WORK TASK =>
Please write out exactly the lines of the data below from the line holding "SrO: PBE in" through the line holding "memory 0.16 GiB.", and leave out the rest.

RECORDED INFORMATION =>
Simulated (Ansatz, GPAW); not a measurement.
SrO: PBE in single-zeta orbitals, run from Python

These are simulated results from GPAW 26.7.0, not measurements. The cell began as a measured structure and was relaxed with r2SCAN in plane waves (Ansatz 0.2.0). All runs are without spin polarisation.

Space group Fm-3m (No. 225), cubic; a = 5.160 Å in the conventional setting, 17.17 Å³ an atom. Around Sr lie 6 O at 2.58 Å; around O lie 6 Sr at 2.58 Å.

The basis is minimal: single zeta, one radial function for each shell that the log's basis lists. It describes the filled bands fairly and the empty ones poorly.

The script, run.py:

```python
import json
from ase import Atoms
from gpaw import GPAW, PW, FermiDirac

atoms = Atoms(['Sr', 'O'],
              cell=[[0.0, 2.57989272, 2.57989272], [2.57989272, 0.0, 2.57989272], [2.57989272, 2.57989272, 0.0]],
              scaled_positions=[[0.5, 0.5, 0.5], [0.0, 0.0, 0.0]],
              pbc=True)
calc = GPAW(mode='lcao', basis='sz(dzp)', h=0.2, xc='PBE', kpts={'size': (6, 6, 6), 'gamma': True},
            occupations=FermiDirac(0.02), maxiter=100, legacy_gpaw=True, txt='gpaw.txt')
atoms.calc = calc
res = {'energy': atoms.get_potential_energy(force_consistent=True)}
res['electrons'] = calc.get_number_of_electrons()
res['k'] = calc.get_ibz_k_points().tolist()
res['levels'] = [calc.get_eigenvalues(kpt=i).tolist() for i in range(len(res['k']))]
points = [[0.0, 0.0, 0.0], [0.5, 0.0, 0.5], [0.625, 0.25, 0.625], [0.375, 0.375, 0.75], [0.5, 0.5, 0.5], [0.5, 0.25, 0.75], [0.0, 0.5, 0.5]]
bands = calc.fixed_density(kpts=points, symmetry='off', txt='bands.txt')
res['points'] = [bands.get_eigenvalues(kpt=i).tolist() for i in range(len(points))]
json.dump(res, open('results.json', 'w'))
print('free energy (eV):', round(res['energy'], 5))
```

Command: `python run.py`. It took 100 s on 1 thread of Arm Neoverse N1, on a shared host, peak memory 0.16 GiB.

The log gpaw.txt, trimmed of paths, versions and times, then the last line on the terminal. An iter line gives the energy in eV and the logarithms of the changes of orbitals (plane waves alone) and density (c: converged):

YOUR RESPONSE =>
SrO: PBE in single-zeta orbitals, run from Python

These are simulated results from GPAW 26.7.0, not measurements. The cell began as a measured structure and was relaxed with r2SCAN in plane waves (Ansatz 0.2.0). All runs are without spin polarisation.

Space group Fm-3m (No. 225), cubic; a = 5.160 Å in the conventional setting, 17.17 Å³ an atom. Around Sr lie 6 O at 2.58 Å; around O lie 6 Sr at 2.58 Å.

The basis is minimal: single zeta, one radial function for each shell that the log's basis lists. It describes the filled bands fairly and the empty ones poorly.

The script, run.py:

```python
import json
from ase import Atoms
from gpaw import GPAW, PW, FermiDirac

atoms = Atoms(['Sr', 'O'],
              cell=[[0.0, 2.57989272, 2.57989272], [2.57989272, 0.0, 2.57989272], [2.57989272, 2.57989272, 0.0]],
              scaled_positions=[[0.5, 0.5, 0.5], [0.0, 0.0, 0.0]],
              pbc=True)
calc = GPAW(mode='lcao', basis='sz(dzp)', h=0.2, xc='PBE', kpts={'size': (6, 6, 6), 'gamma': True},
            occupations=FermiDirac(0.02), maxiter=100, legacy_gpaw=True, txt='gpaw.txt')
atoms.calc = calc
res = {'energy': atoms.get_potential_energy(force_consistent=True)}
res['electrons'] = calc.get_number_of_electrons()
res['k'] = calc.get_ibz_k_points().tolist()
res['levels'] = [calc.get_eigenvalues(kpt=i).tolist() for i in range(len(res['k']))]
points = [[0.0, 0.0, 0.0], [0.5, 0.0, 0.5], [0.625, 0.25, 0.625], [0.375, 0.375, 0.75], [0.5, 0.5, 0.5], [0.5, 0.25, 0.75], [0.0, 0.5, 0.5]]
bands = calc.fixed_density(kpts=points, symmetry='off', txt='bands.txt')
res['points'] = [bands.get_eigenvalues(kpt=i).tolist() for i in range(len(points))]
json.dump(res, open('results.json', 'w'))
print('free energy (eV):', round(res['energy'], 5))
```

Command: `python run.py`. It took 100 s on 1 thread of Arm Neoverse N1, on a shared host, peak memory 0.16 GiB.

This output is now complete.